All lines between the start of the listing below and the line containing "Question: Estimate the wall time of this run.", inclusive, must be repeated exactly.

************
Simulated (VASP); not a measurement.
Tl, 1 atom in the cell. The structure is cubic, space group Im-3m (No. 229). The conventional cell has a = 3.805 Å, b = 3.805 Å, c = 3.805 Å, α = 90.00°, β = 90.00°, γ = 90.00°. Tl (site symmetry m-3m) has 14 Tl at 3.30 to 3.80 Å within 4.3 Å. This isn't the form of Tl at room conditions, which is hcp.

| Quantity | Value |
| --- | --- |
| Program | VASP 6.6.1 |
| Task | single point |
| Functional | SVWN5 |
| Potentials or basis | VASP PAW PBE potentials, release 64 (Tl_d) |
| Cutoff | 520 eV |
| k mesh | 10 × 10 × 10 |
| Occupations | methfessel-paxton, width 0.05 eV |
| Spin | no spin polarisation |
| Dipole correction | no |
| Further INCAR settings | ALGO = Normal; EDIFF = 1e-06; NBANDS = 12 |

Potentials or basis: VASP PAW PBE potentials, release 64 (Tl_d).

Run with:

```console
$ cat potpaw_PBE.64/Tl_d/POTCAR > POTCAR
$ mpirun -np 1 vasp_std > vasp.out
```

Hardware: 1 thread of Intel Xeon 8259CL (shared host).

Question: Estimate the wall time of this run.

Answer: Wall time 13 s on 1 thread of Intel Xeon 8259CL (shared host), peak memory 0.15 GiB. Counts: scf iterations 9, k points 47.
************

_TASK ANSWER_.
Simulated (VASP); not a measurement.
Tl, 1 atom in the cell. The structure is cubic, space group Im-3m (No. 229). The conventional cell has a = 3.805 Å, b = 3.805 Å, c = 3.805 Å, α = 90.00°, β = 90.00°, γ = 90.00°. Tl (site symmetry m-3m) has 14 Tl at 3.30 to 3.80 Å within 4.3 Å. This isn't the form of Tl at room conditions, which is hcp.

| Quantity | Value |
| --- | --- |
| Program | VASP 6.6.1 |
| Task | single point |
| Functional | SVWN5 |
| Potentials or basis | VASP PAW PBE potentials, release 64 (Tl_d) |
| Cutoff | 520 eV |
| k mesh | 10 × 10 × 10 |
| Occupations | methfessel-paxton, width 0.05 eV |
| Spin | no spin polarisation |
| Dipole correction | no |
| Further INCAR settings | ALGO = Normal; EDIFF = 1e-06; NBANDS = 12 |

Potentials or basis: VASP PAW PBE potentials, release 64 (Tl_d).

Run with:

```console
$ cat potpaw_PBE.64/Tl_d/POTCAR > POTCAR
$ mpirun -np 1 vasp_std > vasp.out
```

Hardware: 1 thread of Intel Xeon 8259CL (shared host).

Question: Estimate the wall time of this run.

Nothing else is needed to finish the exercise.